> [Work request]:
Write out every entry word for word.

> [Source information]:
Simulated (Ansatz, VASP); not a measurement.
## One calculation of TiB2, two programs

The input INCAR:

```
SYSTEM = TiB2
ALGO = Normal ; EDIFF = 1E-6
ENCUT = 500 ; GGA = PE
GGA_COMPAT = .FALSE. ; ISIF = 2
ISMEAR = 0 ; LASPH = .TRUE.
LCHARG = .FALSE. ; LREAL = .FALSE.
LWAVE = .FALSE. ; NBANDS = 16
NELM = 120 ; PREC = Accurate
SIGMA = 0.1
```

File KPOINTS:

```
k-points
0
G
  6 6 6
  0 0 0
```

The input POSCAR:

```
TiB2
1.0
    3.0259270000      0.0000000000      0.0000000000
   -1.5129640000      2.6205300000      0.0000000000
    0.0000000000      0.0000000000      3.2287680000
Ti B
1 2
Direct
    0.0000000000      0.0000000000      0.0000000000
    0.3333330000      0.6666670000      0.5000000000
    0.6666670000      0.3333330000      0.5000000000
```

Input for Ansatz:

> [Exercise output]:
Simulated (Ansatz, VASP); not a measurement.
## One calculation of TiB2, two programs

The input INCAR:

```
SYSTEM = TiB2
ALGO = Normal ; EDIFF = 1E-6
ENCUT = 500 ; GGA = PE
GGA_COMPAT = .FALSE. ; ISIF = 2
ISMEAR = 0 ; LASPH = .TRUE.
LCHARG = .FALSE. ; LREAL = .FALSE.
LWAVE = .FALSE. ; NBANDS = 16
NELM = 120 ; PREC = Accurate
SIGMA = 0.1
```

File KPOINTS:

```
k-points
0
G
  6 6 6
  0 0 0
```

The input POSCAR:

```
TiB2
1.0
    3.0259270000      0.0000000000      0.0000000000
   -1.5129640000      2.6205300000      0.0000000000
    0.0000000000      0.0000000000      3.2287680000
Ti B
1 2
Direct
    0.0000000000      0.0000000000      0.0000000000
    0.3333330000      0.6666670000      0.5000000000
    0.6666670000      0.3333330000      0.5000000000
```

Input for Ansatz:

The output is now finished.